■ Extracted information ■
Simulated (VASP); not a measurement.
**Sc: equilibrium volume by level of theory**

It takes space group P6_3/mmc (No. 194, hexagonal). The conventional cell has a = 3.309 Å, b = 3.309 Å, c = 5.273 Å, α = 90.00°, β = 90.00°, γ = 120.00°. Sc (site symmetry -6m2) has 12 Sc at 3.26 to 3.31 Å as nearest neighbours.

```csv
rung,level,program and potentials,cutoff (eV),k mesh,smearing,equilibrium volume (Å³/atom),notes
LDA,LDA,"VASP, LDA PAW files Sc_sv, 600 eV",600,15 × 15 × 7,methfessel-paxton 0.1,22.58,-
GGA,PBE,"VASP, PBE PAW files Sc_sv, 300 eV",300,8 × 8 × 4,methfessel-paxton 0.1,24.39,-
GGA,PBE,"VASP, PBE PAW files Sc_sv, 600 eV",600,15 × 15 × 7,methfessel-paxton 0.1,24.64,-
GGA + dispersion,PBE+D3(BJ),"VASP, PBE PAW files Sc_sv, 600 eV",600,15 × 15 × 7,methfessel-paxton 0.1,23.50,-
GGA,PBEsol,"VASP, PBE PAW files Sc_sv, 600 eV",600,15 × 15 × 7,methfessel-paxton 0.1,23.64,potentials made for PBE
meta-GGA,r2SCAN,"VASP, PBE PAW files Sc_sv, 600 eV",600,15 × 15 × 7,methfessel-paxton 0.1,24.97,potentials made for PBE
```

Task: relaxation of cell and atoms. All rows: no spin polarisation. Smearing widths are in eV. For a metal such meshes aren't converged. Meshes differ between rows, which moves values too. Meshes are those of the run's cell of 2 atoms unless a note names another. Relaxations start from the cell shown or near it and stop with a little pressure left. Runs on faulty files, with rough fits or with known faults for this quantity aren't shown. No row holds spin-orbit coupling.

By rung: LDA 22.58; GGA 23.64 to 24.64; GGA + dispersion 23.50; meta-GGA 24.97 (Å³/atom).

■ Assignment ■
Please reply with an exact copy of the lines above, starting at the first and ending at the line that holds "Task: relaxation of".

■ Written reply ■
Simulated (VASP); not a measurement.
**Sc: equilibrium volume by level of theory**

It takes space group P6_3/mmc (No. 194, hexagonal). The conventional cell has a = 3.309 Å, b = 3.309 Å, c = 5.273 Å, α = 90.00°, β = 90.00°, γ = 120.00°. Sc (site symmetry -6m2) has 12 Sc at 3.26 to 3.31 Å as nearest neighbours.

```csv
rung,level,program and potentials,cutoff (eV),k mesh,smearing,equilibrium volume (Å³/atom),notes
LDA,LDA,"VASP, LDA PAW files Sc_sv, 600 eV",600,15 × 15 × 7,methfessel-paxton 0.1,22.58,-
GGA,PBE,"VASP, PBE PAW files Sc_sv, 300 eV",300,8 × 8 × 4,methfessel-paxton 0.1,24.39,-
GGA,PBE,"VASP, PBE PAW files Sc_sv, 600 eV",600,15 × 15 × 7,methfessel-paxton 0.1,24.64,-
GGA + dispersion,PBE+D3(BJ),"VASP, PBE PAW files Sc_sv, 600 eV",600,15 × 15 × 7,methfessel-paxton 0.1,23.50,-
GGA,PBEsol,"VASP, PBE PAW files Sc_sv, 600 eV",600,15 × 15 × 7,methfessel-paxton 0.1,23.64,potentials made for PBE
meta-GGA,r2SCAN,"VASP, PBE PAW files Sc_sv, 600 eV",600,15 × 15 × 7,methfessel-paxton 0.1,24.97,potentials made for PBE
```

Task: relaxation of cell and atoms. All rows: no spin polarisation. Smearing widths are in eV. For a metal such meshes aren't converged. Meshes differ between rows, which moves values too. Meshes are those of the run's cell of 2 atoms unless a note names another. Relaxations start from the cell shown or near it and stop with a little pressure left. Runs on faulty files, with rough fits or with known faults for this quantity aren't shown. No row holds spin-orbit coupling.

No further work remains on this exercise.